_EXERCISE_: In the answer, each line of the listing should appear again unchanged.

DATA section start

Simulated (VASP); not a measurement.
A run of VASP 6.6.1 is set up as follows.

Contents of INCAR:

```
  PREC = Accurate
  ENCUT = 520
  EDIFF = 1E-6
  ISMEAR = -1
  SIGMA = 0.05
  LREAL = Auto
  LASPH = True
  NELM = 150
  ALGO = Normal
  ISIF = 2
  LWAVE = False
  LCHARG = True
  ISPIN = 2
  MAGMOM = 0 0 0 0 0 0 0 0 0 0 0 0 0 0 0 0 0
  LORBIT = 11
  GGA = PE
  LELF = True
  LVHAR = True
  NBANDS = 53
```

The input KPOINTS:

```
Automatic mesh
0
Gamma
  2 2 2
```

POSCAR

DATA section end

_RESPONSE BOX_:
Simulated (VASP); not a measurement.
A run of VASP 6.6.1 is set up as follows.

Contents of INCAR:

```
  PREC = Accurate
  ENCUT = 520
  EDIFF = 1E-6
  ISMEAR = -1
  SIGMA = 0.05
  LREAL = Auto
  LASPH = True
  NELM = 150
  ALGO = Normal
  ISIF = 2
  LWAVE = False
  LCHARG = True
  ISPIN = 2
  MAGMOM = 0 0 0 0 0 0 0 0 0 0 0 0 0 0 0 0 0
  LORBIT = 11
  GGA = PE
  LELF = True
  LVHAR = True
  NBANDS = 53
```

The input KPOINTS:

```
Automatic mesh
0
Gamma
  2 2 2
```

POSCAR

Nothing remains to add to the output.